> **Activity**:
Would you write out, word for word, each line of the records below from the top through the one holding "Ansatz 0.2.0 |"?

> **Information**:
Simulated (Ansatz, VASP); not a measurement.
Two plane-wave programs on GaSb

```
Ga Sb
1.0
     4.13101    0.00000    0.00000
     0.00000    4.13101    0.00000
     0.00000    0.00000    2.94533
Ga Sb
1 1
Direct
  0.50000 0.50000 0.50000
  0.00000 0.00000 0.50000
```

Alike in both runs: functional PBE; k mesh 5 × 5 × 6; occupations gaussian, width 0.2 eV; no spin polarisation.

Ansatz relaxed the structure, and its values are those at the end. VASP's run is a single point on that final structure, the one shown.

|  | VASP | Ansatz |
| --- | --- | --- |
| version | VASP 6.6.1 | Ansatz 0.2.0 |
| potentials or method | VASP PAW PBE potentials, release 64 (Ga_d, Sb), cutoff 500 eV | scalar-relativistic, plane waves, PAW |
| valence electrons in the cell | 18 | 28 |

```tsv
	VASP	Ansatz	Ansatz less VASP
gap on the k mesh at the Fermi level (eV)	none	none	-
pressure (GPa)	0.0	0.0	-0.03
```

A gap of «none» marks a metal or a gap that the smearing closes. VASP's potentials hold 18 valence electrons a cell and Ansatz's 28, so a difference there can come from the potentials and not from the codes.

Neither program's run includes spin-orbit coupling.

> **Response box**:
Simulated (Ansatz, VASP); not a measurement.
Two plane-wave programs on GaSb

```
Ga Sb
1.0
     4.13101    0.00000    0.00000
     0.00000    4.13101    0.00000
     0.00000    0.00000    2.94533
Ga Sb
1 1
Direct
  0.50000 0.50000 0.50000
  0.00000 0.00000 0.50000
```

Alike in both runs: functional PBE; k mesh 5 × 5 × 6; occupations gaussian, width 0.2 eV; no spin polarisation.

Ansatz relaxed the structure, and its values are those at the end. VASP's run is a single point on that final structure, the one shown.

|  | VASP | Ansatz |
| --- | --- | --- |
| version | VASP 6.6.1 | Ansatz 0.2.0 |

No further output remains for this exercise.